====================
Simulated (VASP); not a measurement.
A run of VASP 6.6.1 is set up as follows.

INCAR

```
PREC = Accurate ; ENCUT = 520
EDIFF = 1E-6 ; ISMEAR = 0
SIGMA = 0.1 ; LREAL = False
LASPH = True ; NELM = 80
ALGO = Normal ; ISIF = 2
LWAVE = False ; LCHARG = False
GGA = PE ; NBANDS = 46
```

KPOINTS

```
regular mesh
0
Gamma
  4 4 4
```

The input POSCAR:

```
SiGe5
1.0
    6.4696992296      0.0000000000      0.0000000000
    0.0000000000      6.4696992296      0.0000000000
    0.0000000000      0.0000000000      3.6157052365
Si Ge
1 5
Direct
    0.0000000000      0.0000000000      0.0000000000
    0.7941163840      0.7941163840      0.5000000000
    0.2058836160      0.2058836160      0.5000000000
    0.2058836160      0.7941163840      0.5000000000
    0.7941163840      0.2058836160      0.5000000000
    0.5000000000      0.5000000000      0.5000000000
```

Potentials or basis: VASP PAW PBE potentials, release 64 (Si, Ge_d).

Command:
====================

Work task: The whole listing above needs to be written out exactly.

Result:
Simulated (VASP); not a measurement.
A run of VASP 6.6.1 is set up as follows.

INCAR

```
PREC = Accurate ; ENCUT = 520
EDIFF = 1E-6 ; ISMEAR = 0
SIGMA = 0.1 ; LREAL = False
LASPH = True ; NELM = 80
ALGO = Normal ; ISIF = 2
LWAVE = False ; LCHARG = False
GGA = PE ; NBANDS = 46
```

KPOINTS

```
regular mesh
0
Gamma
  4 4 4
```

The input POSCAR:

```
SiGe5
1.0
    6.4696992296      0.0000000000      0.0000000000
    0.0000000000      6.4696992296      0.0000000000
    0.0000000000      0.0000000000      3.6157052365
Si Ge
1 5
Direct
    0.0000000000      0.0000000000      0.0000000000
    0.7941163840      0.7941163840      0.5000000000
    0.2058836160      0.2058836160      0.5000000000
    0.2058836160      0.7941163840      0.5000000000
    0.7941163840      0.2058836160      0.5000000000
    0.5000000000      0.5000000000      0.5000000000
```

Potentials or basis: VASP PAW PBE potentials, release 64 (Si, Ge_d).

Command:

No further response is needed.